§ Activity
Restate the whole listing exactly, leaving nothing out.

§ Source information
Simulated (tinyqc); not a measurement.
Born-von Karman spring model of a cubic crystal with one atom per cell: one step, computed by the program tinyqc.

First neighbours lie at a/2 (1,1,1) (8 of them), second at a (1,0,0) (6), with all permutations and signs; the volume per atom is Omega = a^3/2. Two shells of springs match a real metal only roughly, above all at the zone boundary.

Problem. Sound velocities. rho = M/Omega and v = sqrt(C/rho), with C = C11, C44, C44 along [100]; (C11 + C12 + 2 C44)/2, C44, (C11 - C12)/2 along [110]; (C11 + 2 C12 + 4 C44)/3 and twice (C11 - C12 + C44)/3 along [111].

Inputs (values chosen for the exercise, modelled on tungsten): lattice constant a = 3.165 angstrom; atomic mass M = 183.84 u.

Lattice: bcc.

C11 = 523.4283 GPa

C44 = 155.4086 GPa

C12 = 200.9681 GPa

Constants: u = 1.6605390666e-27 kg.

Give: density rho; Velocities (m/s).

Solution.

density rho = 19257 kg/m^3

§ Answer area
Simulated (tinyqc); not a measurement.
Born-von Karman spring model of a cubic crystal with one atom per cell: one step, computed by the program tinyqc.

First neighbours lie at a/2 (1,1,1) (8 of them), second at a (1,0,0) (6), with all permutations and signs; the volume per atom is Omega = a^3/2. Two shells of springs match a real metal only roughly, above all at the zone boundary.

Problem. Sound velocities. rho = M/Omega and v = sqrt(C/rho), with C = C11, C44, C44 along [100]; (C11 + C12 + 2 C44)/2, C44, (C11 - C12)/2 along [110]; (C11 + 2 C12 + 4 C44)/3 and twice (C11 - C12 + C44)/3 along [111].

Inputs (values chosen for the exercise, modelled on tungsten): lattice constant a = 3.165 angstrom; atomic mass M = 183.84 u.

Lattice: bcc.

C11 = 523.4283 GPa

C44 = 155.4086 GPa

C12 = 200.9681 GPa

Constants: u = 1.6605390666e-27 kg.

Give: density rho; Velocities (m/s).

Solution.

density rho = 19257 kg/m^3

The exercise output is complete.